ACTIVITY ▸
Up to and including the line with "I), 4f in core", please reproduce the lines below exactly, beginning with the first.

AVAILABLE DATA ▸
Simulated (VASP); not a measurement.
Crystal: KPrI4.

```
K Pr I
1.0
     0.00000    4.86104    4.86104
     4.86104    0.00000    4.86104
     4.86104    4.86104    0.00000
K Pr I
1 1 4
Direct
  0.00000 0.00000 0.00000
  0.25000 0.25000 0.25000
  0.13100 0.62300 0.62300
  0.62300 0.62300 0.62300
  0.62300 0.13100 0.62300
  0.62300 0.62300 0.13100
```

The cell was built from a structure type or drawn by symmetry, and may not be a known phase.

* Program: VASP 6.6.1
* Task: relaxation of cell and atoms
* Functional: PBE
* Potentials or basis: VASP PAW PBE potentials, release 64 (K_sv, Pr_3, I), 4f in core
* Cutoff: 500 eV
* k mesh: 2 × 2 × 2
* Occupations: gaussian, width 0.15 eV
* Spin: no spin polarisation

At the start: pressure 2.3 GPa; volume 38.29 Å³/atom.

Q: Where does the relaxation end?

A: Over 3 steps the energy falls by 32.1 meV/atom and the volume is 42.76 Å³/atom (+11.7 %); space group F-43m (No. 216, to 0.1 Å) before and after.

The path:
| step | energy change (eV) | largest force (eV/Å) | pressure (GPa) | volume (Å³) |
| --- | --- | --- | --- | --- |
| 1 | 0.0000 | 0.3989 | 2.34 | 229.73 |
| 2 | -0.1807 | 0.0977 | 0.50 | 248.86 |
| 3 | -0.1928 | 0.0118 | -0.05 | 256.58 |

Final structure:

EXERCISE RESULT ▸
Simulated (VASP); not a measurement.
Crystal: KPrI4.

```
K Pr I
1.0
     0.00000    4.86104    4.86104
     4.86104    0.00000    4.86104
     4.86104    4.86104    0.00000
K Pr I
1 1 4
Direct
  0.00000 0.00000 0.00000
  0.25000 0.25000 0.25000
  0.13100 0.62300 0.62300
  0.62300 0.62300 0.62300
  0.62300 0.13100 0.62300
  0.62300 0.62300 0.13100
```

The cell was built from a structure type or drawn by symmetry, and may not be a known phase.

* Program: VASP 6.6.1
* Task: relaxation of cell and atoms
* Functional: PBE
* Potentials or basis: VASP PAW PBE potentials, release 64 (K_sv, Pr_3, I), 4f in core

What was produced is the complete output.